- **Action item**:
Whatever the listing holds, output it without alteration.

◆ ◆ ◆

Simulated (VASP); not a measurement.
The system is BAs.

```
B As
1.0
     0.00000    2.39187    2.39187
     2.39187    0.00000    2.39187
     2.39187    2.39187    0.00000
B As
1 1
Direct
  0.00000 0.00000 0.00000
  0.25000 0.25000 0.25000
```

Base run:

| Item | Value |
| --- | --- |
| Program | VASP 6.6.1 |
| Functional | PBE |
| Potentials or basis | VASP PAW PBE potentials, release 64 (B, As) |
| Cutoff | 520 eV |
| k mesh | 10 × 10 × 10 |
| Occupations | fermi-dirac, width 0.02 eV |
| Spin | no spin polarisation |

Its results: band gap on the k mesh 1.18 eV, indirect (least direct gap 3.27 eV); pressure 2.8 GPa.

◆ ◆ ◆

- **Task answer**:
Simulated (VASP); not a measurement.
The system is BAs.

```
B As
1.0
     0.00000    2.39187    2.39187
     2.39187    0.00000    2.39187
     2.39187    2.39187    0.00000
B As
1 1
Direct
  0.00000 0.00000 0.00000
  0.25000 0.25000 0.25000
```

Base run:

| Item | Value |
| --- | --- |
| Program | VASP 6.6.1 |
| Functional | PBE |
| Potentials or basis | VASP PAW PBE potentials, release 64 (B, As) |
| Cutoff | 520 eV |
| k mesh | 10 × 10 × 10 |
| Occupations | fermi-dirac, width 0.02 eV |
| Spin | no spin polarisation |

Its results: band gap on the k mesh 1.18 eV, indirect (least direct gap 3.27 eV); pressure 2.8 GPa.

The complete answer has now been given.